***

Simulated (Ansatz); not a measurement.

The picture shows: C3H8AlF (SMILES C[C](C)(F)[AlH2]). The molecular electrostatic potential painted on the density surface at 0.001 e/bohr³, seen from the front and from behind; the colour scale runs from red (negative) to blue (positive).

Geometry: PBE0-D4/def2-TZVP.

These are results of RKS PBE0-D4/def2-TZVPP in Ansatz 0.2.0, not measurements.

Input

***

Action item
Each entry must appear again in the answer exactly as written.

Response
Simulated (Ansatz); not a measurement.

The picture shows: C3H8AlF (SMILES C[C](C)(F)[AlH2]). The molecular electrostatic potential painted on the density surface at 0.001 e/bohr³, seen from the front and from behind; the colour scale runs from red (negative) to blue (positive).

Geometry: PBE0-D4/def2-TZVP.

These are results of RKS PBE0-D4/def2-TZVPP in Ansatz 0.2.0, not measurements.

Input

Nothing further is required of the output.